## Assignment
All entries shown below should be duplicated character for character.

## Data provided
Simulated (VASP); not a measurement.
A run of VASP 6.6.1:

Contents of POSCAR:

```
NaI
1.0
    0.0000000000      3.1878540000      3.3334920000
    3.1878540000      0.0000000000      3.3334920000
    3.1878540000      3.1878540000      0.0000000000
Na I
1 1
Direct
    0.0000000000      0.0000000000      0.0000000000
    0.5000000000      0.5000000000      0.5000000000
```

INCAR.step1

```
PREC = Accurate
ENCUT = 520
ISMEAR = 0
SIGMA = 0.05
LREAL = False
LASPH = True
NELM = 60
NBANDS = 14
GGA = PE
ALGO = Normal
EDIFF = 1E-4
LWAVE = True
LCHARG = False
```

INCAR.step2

## Answer box
Simulated (VASP); not a measurement.
A run of VASP 6.6.1:

Contents of POSCAR:

```
NaI
1.0
    0.0000000000      3.1878540000      3.3334920000
    3.1878540000      0.0000000000      3.3334920000
    3.1878540000      3.1878540000      0.0000000000
Na I
1 1
Direct
    0.0000000000      0.0000000000      0.0000000000
    0.5000000000      0.5000000000      0.5000000000
```

INCAR.step1

```
PREC = Accurate
ENCUT = 520
ISMEAR = 0
SIGMA = 0.05
LREAL = False
LASPH = True
NELM = 60
NBANDS = 14
GGA = PE
ALGO = Normal
EDIFF = 1E-4
LWAVE = True
LCHARG = False
```

INCAR.step2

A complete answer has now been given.